::::

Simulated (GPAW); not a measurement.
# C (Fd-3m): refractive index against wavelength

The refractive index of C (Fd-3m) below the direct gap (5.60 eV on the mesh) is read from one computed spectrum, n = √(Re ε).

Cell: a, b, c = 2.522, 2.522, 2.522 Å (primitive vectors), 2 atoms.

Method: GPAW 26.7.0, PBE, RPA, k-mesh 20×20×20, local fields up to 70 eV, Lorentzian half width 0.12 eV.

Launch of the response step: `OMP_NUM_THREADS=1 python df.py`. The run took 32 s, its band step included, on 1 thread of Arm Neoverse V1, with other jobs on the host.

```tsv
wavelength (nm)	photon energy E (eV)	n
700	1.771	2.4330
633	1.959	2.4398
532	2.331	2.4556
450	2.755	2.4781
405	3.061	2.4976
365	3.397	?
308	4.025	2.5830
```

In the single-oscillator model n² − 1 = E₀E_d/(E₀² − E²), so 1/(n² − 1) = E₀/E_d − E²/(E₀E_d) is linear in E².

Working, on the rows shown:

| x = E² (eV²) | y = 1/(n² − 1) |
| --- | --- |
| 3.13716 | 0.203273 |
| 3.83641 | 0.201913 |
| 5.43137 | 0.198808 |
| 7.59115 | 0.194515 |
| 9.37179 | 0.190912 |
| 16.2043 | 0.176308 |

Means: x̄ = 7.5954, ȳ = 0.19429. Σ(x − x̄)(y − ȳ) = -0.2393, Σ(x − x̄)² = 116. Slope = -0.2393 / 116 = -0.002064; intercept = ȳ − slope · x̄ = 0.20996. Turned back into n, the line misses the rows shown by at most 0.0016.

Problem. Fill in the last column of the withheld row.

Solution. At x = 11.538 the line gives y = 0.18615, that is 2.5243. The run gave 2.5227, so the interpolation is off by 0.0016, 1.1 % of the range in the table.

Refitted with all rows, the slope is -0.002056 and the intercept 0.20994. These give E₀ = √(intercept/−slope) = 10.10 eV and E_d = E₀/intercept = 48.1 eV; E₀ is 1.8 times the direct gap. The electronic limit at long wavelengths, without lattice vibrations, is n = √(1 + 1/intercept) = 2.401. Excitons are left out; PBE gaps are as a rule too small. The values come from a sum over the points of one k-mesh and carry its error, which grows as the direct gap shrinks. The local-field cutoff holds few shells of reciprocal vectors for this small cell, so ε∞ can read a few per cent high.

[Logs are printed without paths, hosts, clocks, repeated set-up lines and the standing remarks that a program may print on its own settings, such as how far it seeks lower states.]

::::

Work instruction:
Return the lines above precisely as they appear, beginning at the first line and ending at the line with "Solution. At x", and nothing after it.

Task answer:
Simulated (GPAW); not a measurement.
# C (Fd-3m): refractive index against wavelength

The refractive index of C (Fd-3m) below the direct gap (5.60 eV on the mesh) is read from one computed spectrum, n = √(Re ε).

Cell: a, b, c = 2.522, 2.522, 2.522 Å (primitive vectors), 2 atoms.

Method: GPAW 26.7.0, PBE, RPA, k-mesh 20×20×20, local fields up to 70 eV, Lorentzian half width 0.12 eV.

Launch of the response step: `OMP_NUM_THREADS=1 python df.py`. The run took 32 s, its band step included, on 1 thread of Arm Neoverse V1, with other jobs on the host.

```tsv
wavelength (nm)	photon energy E (eV)	n
700	1.771	2.4330
633	1.959	2.4398
532	2.331	2.4556
450	2.755	2.4781
405	3.061	2.4976
365	3.397	?
308	4.025	2.5830
```

In the single-oscillator model n² − 1 = E₀E_d/(E₀² − E²), so 1/(n² − 1) = E₀/E_d − E²/(E₀E_d) is linear in E².

Working, on the rows shown:

| x = E² (eV²) | y = 1/(n² − 1) |
| --- | --- |
| 3.13716 | 0.203273 |
| 3.83641 | 0.201913 |
| 5.43137 | 0.198808 |
| 7.59115 | 0.194515 |
| 9.37179 | 0.190912 |
| 16.2043 | 0.176308 |

Means: x̄ = 7.5954, ȳ = 0.19429. Σ(x − x̄)(y − ȳ) = -0.2393, Σ(x − x̄)² = 116. Slope = -0.2393 / 116 = -0.002064; intercept = ȳ − slope · x̄ = 0.20996. Turned back into n, the line misses the rows shown by at most 0.0016.

Problem. Fill in the last column of the withheld row.

Solution. At x = 11.538 the line gives y = 0.18615, that is 2.5243. The run gave 2.5227, so the interpolation is off by 0.0016, 1.1 % of the range in the table.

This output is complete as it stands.